**** Data excerpts

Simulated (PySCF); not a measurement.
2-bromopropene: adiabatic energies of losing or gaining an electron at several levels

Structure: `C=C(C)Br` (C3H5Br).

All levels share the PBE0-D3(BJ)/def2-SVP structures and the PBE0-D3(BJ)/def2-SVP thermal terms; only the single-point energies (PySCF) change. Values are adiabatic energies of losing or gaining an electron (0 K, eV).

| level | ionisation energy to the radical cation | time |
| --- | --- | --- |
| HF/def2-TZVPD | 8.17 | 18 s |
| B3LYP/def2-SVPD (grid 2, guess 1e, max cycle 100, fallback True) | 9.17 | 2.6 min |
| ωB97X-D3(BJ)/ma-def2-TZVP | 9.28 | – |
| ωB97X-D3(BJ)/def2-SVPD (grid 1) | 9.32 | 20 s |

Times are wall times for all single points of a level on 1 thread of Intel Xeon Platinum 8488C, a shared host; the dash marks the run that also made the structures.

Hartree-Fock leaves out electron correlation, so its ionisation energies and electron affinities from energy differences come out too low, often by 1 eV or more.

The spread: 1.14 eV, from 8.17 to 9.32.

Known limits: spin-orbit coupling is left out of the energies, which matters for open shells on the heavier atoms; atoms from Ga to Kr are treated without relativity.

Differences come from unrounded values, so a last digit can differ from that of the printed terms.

********

Action item:
Transcribe the records above exactly, from the opening line down to and including the line with "Known limits: spin-orbit".

Solution:
Simulated (PySCF); not a measurement.
2-bromopropene: adiabatic energies of losing or gaining an electron at several levels

Structure: `C=C(C)Br` (C3H5Br).

All levels share the PBE0-D3(BJ)/def2-SVP structures and the PBE0-D3(BJ)/def2-SVP thermal terms; only the single-point energies (PySCF) change. Values are adiabatic energies of losing or gaining an electron (0 K, eV).

| level | ionisation energy to the radical cation | time |
| --- | --- | --- |
| HF/def2-TZVPD | 8.17 | 18 s |
| B3LYP/def2-SVPD (grid 2, guess 1e, max cycle 100, fallback True) | 9.17 | 2.6 min |
| ωB97X-D3(BJ)/ma-def2-TZVP | 9.28 | – |
| ωB97X-D3(BJ)/def2-SVPD (grid 1) | 9.32 | 20 s |

Times are wall times for all single points of a level on 1 thread of Intel Xeon Platinum 8488C, a shared host; the dash marks the run that also made the structures.

Hartree-Fock leaves out electron correlation, so its ionisation energies and electron affinities from energy differences come out too low, often by 1 eV or more.

The spread: 1.14 eV, from 8.17 to 9.32.

Known limits: spin-orbit coupling is left out of the energies, which matters for open shells on the heavier atoms; atoms from Ga to Kr are treated without relativity.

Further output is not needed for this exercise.